_Dataset content:_
--------------------

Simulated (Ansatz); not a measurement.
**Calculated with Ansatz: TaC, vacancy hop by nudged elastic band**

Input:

--------------------

Top to bottom, transcribe every line above exactly.

Simulated (Ansatz); not a measurement.
**Calculated with Ansatz: TaC, vacancy hop by nudged elastic band**

Input:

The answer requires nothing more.